[Exercise] Set out the listing word for word. End with the line that contains "Level of theory: PBEsol".

[Data listing]
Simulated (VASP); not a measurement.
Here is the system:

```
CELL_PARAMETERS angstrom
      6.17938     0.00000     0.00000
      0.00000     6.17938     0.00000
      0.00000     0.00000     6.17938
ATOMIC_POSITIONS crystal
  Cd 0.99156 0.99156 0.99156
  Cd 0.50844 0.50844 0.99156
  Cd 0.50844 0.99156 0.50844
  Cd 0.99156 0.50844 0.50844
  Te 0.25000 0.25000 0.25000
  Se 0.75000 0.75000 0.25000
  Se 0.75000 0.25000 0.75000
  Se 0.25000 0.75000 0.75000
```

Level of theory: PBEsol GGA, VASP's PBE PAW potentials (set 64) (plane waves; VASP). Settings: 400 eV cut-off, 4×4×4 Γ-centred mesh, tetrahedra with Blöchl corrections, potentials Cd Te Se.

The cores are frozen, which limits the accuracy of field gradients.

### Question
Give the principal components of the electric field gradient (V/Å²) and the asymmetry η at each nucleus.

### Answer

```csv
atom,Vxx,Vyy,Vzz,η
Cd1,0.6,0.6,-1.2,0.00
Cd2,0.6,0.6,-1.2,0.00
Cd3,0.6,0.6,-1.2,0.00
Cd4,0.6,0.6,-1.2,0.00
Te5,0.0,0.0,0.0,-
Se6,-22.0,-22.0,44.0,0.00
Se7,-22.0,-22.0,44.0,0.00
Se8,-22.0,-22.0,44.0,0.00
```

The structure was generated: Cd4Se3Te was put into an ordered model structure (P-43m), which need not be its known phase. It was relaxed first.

[Exercise result]
Simulated (VASP); not a measurement.
Here is the system:

```
CELL_PARAMETERS angstrom
      6.17938     0.00000     0.00000
      0.00000     6.17938     0.00000
      0.00000     0.00000     6.17938
ATOMIC_POSITIONS crystal
  Cd 0.99156 0.99156 0.99156
  Cd 0.50844 0.50844 0.99156
  Cd 0.50844 0.99156 0.50844
  Cd 0.99156 0.50844 0.50844
  Te 0.25000 0.25000 0.25000
  Se 0.75000 0.75000 0.25000
  Se 0.75000 0.25000 0.75000
  Se 0.25000 0.75000 0.75000
```

Level of theory: PBEsol GGA, VASP's PBE PAW potentials (set 64) (plane waves; VASP). Settings: 400 eV cut-off, 4×4×4 Γ-centred mesh, tetrahedra with Blöchl corrections, potentials Cd Te Se.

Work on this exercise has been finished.